DATA SECTION:
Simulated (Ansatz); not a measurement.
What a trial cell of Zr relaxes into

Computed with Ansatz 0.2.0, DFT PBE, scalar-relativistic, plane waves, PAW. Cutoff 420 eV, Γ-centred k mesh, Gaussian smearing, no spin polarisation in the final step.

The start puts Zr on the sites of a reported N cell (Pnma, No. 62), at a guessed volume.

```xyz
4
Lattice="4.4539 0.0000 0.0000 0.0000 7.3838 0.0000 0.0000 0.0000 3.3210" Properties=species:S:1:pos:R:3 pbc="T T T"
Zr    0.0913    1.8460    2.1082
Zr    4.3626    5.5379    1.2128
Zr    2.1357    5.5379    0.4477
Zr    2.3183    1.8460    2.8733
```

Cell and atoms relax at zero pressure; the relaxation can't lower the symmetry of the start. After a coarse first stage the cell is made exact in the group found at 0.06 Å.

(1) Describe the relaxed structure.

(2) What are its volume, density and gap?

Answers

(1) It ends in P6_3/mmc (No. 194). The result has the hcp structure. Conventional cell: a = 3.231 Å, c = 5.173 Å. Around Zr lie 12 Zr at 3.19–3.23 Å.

WORK ITEM:
Stop at the line containing "(1) Describe the relaxed structure.". Please print exactly every line before it from the start of the records, plus that line itself, and nothing else.

REPLY:
Simulated (Ansatz); not a measurement.
What a trial cell of Zr relaxes into

Computed with Ansatz 0.2.0, DFT PBE, scalar-relativistic, plane waves, PAW. Cutoff 420 eV, Γ-centred k mesh, Gaussian smearing, no spin polarisation in the final step.

The start puts Zr on the sites of a reported N cell (Pnma, No. 62), at a guessed volume.

```xyz
4
Lattice="4.4539 0.0000 0.0000 0.0000 7.3838 0.0000 0.0000 0.0000 3.3210" Properties=species:S:1:pos:R:3 pbc="T T T"
Zr    0.0913    1.8460    2.1082
Zr    4.3626    5.5379    1.2128
Zr    2.1357    5.5379    0.4477
Zr    2.3183    1.8460    2.8733
```

Cell and atoms relax at zero pressure; the relaxation can't lower the symmetry of the start. After a coarse first stage the cell is made exact in the group found at 0.06 Å.

(1) Describe the relaxed structure.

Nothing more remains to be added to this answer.